# Action item
Make an exact copy of the lines starting at the top of the listing below and ending at the line that contains "(1) What forces", inclusive.

# Provided information

Start of Block

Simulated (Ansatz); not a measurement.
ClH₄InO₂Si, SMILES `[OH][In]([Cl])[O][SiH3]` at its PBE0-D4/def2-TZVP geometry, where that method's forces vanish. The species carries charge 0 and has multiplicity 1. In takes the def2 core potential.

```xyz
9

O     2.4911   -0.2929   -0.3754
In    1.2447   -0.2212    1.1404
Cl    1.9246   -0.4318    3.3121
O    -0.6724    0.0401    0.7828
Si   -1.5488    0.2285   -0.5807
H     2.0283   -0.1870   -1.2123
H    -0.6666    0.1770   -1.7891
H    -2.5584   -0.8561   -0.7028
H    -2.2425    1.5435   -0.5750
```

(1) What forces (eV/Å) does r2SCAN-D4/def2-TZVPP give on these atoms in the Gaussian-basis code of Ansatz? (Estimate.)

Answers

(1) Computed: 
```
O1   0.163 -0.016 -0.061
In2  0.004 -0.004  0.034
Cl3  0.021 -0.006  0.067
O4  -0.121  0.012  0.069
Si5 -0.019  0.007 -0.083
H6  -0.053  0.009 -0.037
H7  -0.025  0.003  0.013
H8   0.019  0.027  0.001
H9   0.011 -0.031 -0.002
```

End of Block

# Worked solution
Simulated (Ansatz); not a measurement.
ClH₄InO₂Si, SMILES `[OH][In]([Cl])[O][SiH3]` at its PBE0-D4/def2-TZVP geometry, where that method's forces vanish. The species carries charge 0 and has multiplicity 1. In takes the def2 core potential.

```xyz
9

O     2.4911   -0.2929   -0.3754
In    1.2447   -0.2212    1.1404
Cl    1.9246   -0.4318    3.3121
O    -0.6724    0.0401    0.7828
Si   -1.5488    0.2285   -0.5807
H     2.0283   -0.1870   -1.2123
H    -0.6666    0.1770   -1.7891
H    -2.5584   -0.8561   -0.7028
H    -2.2425    1.5435   -0.5750
```

(1) What forces (eV/Å) does r2SCAN-D4/def2-TZVPP give on these atoms in the Gaussian-basis code of Ansatz? (Estimate.)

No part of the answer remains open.